● ● ● ●

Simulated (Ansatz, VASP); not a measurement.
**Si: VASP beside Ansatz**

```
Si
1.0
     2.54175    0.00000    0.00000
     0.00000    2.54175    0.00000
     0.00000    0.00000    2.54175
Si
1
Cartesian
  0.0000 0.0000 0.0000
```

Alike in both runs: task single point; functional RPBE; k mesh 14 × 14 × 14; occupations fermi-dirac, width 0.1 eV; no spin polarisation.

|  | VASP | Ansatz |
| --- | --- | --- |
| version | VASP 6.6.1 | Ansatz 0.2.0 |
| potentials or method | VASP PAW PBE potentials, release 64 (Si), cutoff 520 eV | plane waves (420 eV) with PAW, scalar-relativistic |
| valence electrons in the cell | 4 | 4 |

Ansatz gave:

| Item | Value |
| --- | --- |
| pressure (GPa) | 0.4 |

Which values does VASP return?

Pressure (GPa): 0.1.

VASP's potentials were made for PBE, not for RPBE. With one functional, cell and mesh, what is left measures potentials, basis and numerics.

● ● ● ●

**Activity:**
Set down the lines above as they stand, starting with the first line and ending with the line that contains "Pressure (GPa): 0.1.".

**Answer area:**
Simulated (Ansatz, VASP); not a measurement.
**Si: VASP beside Ansatz**

```
Si
1.0
     2.54175    0.00000    0.00000
     0.00000    2.54175    0.00000
     0.00000    0.00000    2.54175
Si
1
Cartesian
  0.0000 0.0000 0.0000
```

Alike in both runs: task single point; functional RPBE; k mesh 14 × 14 × 14; occupations fermi-dirac, width 0.1 eV; no spin polarisation.

|  | VASP | Ansatz |
| --- | --- | --- |
| version | VASP 6.6.1 | Ansatz 0.2.0 |
| potentials or method | VASP PAW PBE potentials, release 64 (Si), cutoff 520 eV | plane waves (420 eV) with PAW, scalar-relativistic |
| valence electrons in the cell | 4 | 4 |

Ansatz gave:

| Item | Value |
| --- | --- |
| pressure (GPa) | 0.4 |

Which values does VASP return?

Pressure (GPa): 0.1.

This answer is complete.